» **WORK TASK**
The line containing "Caveats: spin-orbit coupling" marks the end: output every line of the data up to it, and that line too, exactly as written.

-.-.-
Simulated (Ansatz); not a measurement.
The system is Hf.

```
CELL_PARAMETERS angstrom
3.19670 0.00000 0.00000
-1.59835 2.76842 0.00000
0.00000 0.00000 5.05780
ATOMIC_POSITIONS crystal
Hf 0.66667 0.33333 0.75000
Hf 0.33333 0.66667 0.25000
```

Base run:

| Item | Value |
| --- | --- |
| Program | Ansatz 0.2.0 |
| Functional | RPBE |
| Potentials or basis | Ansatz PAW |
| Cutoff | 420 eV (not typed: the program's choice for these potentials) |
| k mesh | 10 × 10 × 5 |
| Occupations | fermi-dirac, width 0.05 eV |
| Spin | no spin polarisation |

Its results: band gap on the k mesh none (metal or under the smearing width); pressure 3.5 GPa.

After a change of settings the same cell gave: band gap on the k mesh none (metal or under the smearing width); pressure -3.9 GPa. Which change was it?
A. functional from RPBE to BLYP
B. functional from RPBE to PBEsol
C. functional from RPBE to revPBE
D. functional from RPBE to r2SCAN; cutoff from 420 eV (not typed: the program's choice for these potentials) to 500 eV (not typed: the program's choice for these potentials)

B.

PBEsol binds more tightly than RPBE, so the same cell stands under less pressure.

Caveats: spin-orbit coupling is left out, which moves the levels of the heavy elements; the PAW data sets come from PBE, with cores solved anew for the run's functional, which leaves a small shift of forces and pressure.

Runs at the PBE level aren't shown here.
-.-.-

» **EXERCISE RESULT**
Simulated (Ansatz); not a measurement.
The system is Hf.

```
CELL_PARAMETERS angstrom
3.19670 0.00000 0.00000
-1.59835 2.76842 0.00000
0.00000 0.00000 5.05780
ATOMIC_POSITIONS crystal
Hf 0.66667 0.33333 0.75000
Hf 0.33333 0.66667 0.25000
```

Base run:

| Item | Value |
| --- | --- |
| Program | Ansatz 0.2.0 |
| Functional | RPBE |
| Potentials or basis | Ansatz PAW |
| Cutoff | 420 eV (not typed: the program's choice for these potentials) |
| k mesh | 10 × 10 × 5 |
| Occupations | fermi-dirac, width 0.05 eV |
| Spin | no spin polarisation |

Its results: band gap on the k mesh none (metal or under the smearing width); pressure 3.5 GPa.

After a change of settings the same cell gave: band gap on the k mesh none (metal or under the smearing width); pressure -3.9 GPa. Which change was it?
A. functional from RPBE to BLYP
B. functional from RPBE to PBEsol
C. functional from RPBE to revPBE
D. functional from RPBE to r2SCAN; cutoff from 420 eV (not typed: the program's choice for these potentials) to 500 eV (not typed: the program's choice for these potentials)

B.

PBEsol binds more tightly than RPBE, so the same cell stands under less pressure.

Caveats: spin-orbit coupling is left out, which moves the levels of the heavy elements; the PAW data sets come from PBE, with cores solved anew for the run's functional, which leaves a small shift of forces and pressure.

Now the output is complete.